+ + +

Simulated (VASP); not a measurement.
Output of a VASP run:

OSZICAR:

+ + +

▶ Work request: What is needed is an exact copy of all the records above.

▶ Expected answer:
Simulated (VASP); not a measurement.
Output of a VASP run:

OSZICAR:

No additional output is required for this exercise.